+ + +

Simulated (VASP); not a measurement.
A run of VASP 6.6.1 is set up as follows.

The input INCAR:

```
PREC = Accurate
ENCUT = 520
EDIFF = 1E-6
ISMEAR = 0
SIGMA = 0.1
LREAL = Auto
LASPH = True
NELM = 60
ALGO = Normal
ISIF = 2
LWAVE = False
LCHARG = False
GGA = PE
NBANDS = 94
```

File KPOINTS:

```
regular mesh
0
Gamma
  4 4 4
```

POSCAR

+ + +

The answer must be every record above, repeated exactly as written.

=== REPLY ===
Simulated (VASP); not a measurement.
A run of VASP 6.6.1 is set up as follows.

The input INCAR:

```
PREC = Accurate
ENCUT = 520
EDIFF = 1E-6
ISMEAR = 0
SIGMA = 0.1
LREAL = Auto
LASPH = True
NELM = 60
ALGO = Normal
ISIF = 2
LWAVE = False
LCHARG = False
GGA = PE
NBANDS = 94
```

File KPOINTS:

```
regular mesh
0
Gamma
  4 4 4
```

POSCAR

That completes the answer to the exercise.